- Recorded data
- - - - -
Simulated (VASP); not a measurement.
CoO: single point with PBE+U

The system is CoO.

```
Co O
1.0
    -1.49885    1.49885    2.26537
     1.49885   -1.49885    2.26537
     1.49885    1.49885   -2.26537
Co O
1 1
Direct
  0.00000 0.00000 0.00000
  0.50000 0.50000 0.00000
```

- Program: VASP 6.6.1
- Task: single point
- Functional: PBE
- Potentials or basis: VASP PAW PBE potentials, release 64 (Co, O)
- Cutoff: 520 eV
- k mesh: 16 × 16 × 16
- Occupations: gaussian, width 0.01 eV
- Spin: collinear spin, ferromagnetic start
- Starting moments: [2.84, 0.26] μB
- - - - -

- Work request
You are asked to transcribe the complete data exactly.

- Exercise result
Simulated (VASP); not a measurement.
CoO: single point with PBE+U

The system is CoO.

```
Co O
1.0
    -1.49885    1.49885    2.26537
     1.49885   -1.49885    2.26537
     1.49885    1.49885   -2.26537
Co O
1 1
Direct
  0.00000 0.00000 0.00000
  0.50000 0.50000 0.00000
```

- Program: VASP 6.6.1
- Task: single point
- Functional: PBE
- Potentials or basis: VASP PAW PBE potentials, release 64 (Co, O)
- Cutoff: 520 eV
- k mesh: 16 × 16 × 16
- Occupations: gaussian, width 0.01 eV
- Spin: collinear spin, ferromagnetic start
- Starting moments: [2.84, 0.26] μB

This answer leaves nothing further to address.